════════

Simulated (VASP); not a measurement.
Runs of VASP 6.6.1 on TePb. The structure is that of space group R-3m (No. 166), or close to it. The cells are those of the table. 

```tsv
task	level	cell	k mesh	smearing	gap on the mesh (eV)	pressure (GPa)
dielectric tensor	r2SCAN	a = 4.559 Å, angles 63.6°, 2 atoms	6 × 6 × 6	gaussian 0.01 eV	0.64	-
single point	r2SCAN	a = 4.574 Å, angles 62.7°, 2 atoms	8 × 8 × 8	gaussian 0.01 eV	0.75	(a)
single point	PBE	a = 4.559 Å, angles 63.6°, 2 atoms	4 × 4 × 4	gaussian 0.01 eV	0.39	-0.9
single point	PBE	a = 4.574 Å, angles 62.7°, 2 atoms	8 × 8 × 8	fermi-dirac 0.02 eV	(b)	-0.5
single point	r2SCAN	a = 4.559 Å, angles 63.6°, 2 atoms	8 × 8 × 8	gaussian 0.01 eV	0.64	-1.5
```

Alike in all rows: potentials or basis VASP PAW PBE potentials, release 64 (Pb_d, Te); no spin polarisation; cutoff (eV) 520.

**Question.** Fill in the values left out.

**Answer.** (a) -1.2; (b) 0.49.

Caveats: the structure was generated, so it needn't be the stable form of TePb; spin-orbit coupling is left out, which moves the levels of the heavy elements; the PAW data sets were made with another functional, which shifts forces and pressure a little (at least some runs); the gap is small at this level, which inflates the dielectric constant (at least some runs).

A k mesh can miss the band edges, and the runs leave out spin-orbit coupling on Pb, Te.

════════

:: REQUIRED ACTION ::
The answer must be a verbatim transcription of the entries above, from the first line through the line that contains "Caveats: the structure", and nothing more.

:: TASK RESPONSE ::
Simulated (VASP); not a measurement.
Runs of VASP 6.6.1 on TePb. The structure is that of space group R-3m (No. 166), or close to it. The cells are those of the table. 

```tsv
task	level	cell	k mesh	smearing	gap on the mesh (eV)	pressure (GPa)
dielectric tensor	r2SCAN	a = 4.559 Å, angles 63.6°, 2 atoms	6 × 6 × 6	gaussian 0.01 eV	0.64	-
single point	r2SCAN	a = 4.574 Å, angles 62.7°, 2 atoms	8 × 8 × 8	gaussian 0.01 eV	0.75	(a)
single point	PBE	a = 4.559 Å, angles 63.6°, 2 atoms	4 × 4 × 4	gaussian 0.01 eV	0.39	-0.9
single point	PBE	a = 4.574 Å, angles 62.7°, 2 atoms	8 × 8 × 8	fermi-dirac 0.02 eV	(b)	-0.5
single point	r2SCAN	a = 4.559 Å, angles 63.6°, 2 atoms	8 × 8 × 8	gaussian 0.01 eV	0.64	-1.5
```

Alike in all rows: potentials or basis VASP PAW PBE potentials, release 64 (Pb_d, Te); no spin polarisation; cutoff (eV) 520.

**Question.** Fill in the values left out.

**Answer.** (a) -1.2; (b) 0.49.

Caveats: the structure was generated, so it needn't be the stable form of TePb; spin-orbit coupling is left out, which moves the levels of the heavy elements; the PAW data sets were made with another functional, which shifts forces and pressure a little (at least some runs); the gap is small at this level, which inflates the dielectric constant (at least some runs).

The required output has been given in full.